# ASSIGNED TASK
Every word of the listing must be returned. Retype it exactly.

----------

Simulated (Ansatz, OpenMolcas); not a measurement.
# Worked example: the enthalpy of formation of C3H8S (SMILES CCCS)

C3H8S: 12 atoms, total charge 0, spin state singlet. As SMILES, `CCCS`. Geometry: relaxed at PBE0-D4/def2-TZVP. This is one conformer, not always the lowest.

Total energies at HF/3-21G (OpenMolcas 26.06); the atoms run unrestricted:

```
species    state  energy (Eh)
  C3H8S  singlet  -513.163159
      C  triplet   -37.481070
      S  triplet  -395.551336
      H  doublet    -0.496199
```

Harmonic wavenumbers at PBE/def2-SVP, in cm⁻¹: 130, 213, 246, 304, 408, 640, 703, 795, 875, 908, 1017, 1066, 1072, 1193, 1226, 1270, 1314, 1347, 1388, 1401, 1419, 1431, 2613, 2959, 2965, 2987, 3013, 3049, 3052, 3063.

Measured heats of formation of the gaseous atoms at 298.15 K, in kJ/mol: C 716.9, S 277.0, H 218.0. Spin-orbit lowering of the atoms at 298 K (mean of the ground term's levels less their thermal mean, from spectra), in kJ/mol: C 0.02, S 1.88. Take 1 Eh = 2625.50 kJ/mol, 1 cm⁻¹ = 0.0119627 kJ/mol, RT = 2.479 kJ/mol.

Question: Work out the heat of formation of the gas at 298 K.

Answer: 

----------

# EXERCISE ANSWER
Simulated (Ansatz, OpenMolcas); not a measurement.
# Worked example: the enthalpy of formation of C3H8S (SMILES CCCS)

C3H8S: 12 atoms, total charge 0, spin state singlet. As SMILES, `CCCS`. Geometry: relaxed at PBE0-D4/def2-TZVP. This is one conformer, not always the lowest.

Total energies at HF/3-21G (OpenMolcas 26.06); the atoms run unrestricted:

```
species    state  energy (Eh)
  C3H8S  singlet  -513.163159
      C  triplet   -37.481070
      S  triplet  -395.551336
      H  doublet    -0.496199
```

Harmonic wavenumbers at PBE/def2-SVP, in cm⁻¹: 130, 213, 246, 304, 408, 640, 703, 795, 875, 908, 1017, 1066, 1072, 1193, 1226, 1270, 1314, 1347, 1388, 1401, 1419, 1431, 2613, 2959, 2965, 2987, 3013, 3049, 3052, 3063.

Measured heats of formation of the gaseous atoms at 298.15 K, in kJ/mol: C 716.9, S 277.0, H 218.0. Spin-orbit lowering of the atoms at 298 K (mean of the ground term's levels less their thermal mean, from spectra), in kJ/mol: C 0.02, S 1.88. Take 1 Eh = 2625.50 kJ/mol, 1 cm⁻¹ = 0.0119627 kJ/mol, RT = 2.479 kJ/mol.

Question: Work out the heat of formation of the gas at 298 K.

Answer: 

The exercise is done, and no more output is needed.